With no words added or dropped, transcribe the listing that follows.

### Listed records
*** Block opens ***
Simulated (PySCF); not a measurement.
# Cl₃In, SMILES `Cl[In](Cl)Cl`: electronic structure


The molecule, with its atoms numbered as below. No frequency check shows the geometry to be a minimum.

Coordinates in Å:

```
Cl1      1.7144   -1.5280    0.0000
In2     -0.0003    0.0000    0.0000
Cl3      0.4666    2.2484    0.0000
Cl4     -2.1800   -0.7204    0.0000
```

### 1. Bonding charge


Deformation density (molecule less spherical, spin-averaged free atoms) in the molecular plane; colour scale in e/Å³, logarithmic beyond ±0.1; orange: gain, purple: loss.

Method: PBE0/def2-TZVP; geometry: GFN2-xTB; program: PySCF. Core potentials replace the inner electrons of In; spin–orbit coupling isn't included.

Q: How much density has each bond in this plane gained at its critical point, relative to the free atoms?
*** Block closes ***

### Your response
Simulated (PySCF); not a measurement.
# Cl₃In, SMILES `Cl[In](Cl)Cl`: electronic structure


The molecule, with its atoms numbered as below. No frequency check shows the geometry to be a minimum.

Coordinates in Å:

```
Cl1      1.7144   -1.5280    0.0000
In2     -0.0003    0.0000    0.0000
Cl3      0.4666    2.2484    0.0000
Cl4     -2.1800   -0.7204    0.0000
```

### 1. Bonding charge


Deformation density (molecule less spherical, spin-averaged free atoms) in the molecular plane; colour scale in e/Å³, logarithmic beyond ±0.1; orange: gain, purple: loss.

Method: PBE0/def2-TZVP; geometry: GFN2-xTB; program: PySCF. Core potentials replace the inner electrons of In; spin–orbit coupling isn't included.

Q: How much density has each bond in this plane gained at its critical point, relative to the free atoms?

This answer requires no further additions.